_REQUIREMENT_
Beginning with the first line, transcribe the entries below exactly through the line containing "Caveats: spin-orbit coupling", inclusive.

_DATA EXCERPTS_
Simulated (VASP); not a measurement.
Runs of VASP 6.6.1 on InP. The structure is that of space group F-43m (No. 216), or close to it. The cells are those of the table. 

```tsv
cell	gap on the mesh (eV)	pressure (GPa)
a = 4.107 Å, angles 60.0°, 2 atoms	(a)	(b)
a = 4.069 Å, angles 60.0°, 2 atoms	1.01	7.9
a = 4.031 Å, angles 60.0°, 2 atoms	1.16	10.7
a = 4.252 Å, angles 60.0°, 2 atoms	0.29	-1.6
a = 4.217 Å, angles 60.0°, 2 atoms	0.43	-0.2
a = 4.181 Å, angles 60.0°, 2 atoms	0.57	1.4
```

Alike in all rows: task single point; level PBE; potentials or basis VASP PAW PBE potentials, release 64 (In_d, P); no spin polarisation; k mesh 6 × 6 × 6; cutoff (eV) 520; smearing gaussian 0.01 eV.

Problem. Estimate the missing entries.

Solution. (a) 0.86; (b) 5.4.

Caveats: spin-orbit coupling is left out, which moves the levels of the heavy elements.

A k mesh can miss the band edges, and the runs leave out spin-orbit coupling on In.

_ANSWER SPACE_
Simulated (VASP); not a measurement.
Runs of VASP 6.6.1 on InP. The structure is that of space group F-43m (No. 216), or close to it. The cells are those of the table. 

```tsv
cell	gap on the mesh (eV)	pressure (GPa)
a = 4.107 Å, angles 60.0°, 2 atoms	(a)	(b)
a = 4.069 Å, angles 60.0°, 2 atoms	1.01	7.9
a = 4.031 Å, angles 60.0°, 2 atoms	1.16	10.7
a = 4.252 Å, angles 60.0°, 2 atoms	0.29	-1.6
a = 4.217 Å, angles 60.0°, 2 atoms	0.43	-0.2
a = 4.181 Å, angles 60.0°, 2 atoms	0.57	1.4
```

Alike in all rows: task single point; level PBE; potentials or basis VASP PAW PBE potentials, release 64 (In_d, P); no spin polarisation; k mesh 6 × 6 × 6; cutoff (eV) 520; smearing gaussian 0.01 eV.

Problem. Estimate the missing entries.

Solution. (a) 0.86; (b) 5.4.

Caveats: spin-orbit coupling is left out, which moves the levels of the heavy elements.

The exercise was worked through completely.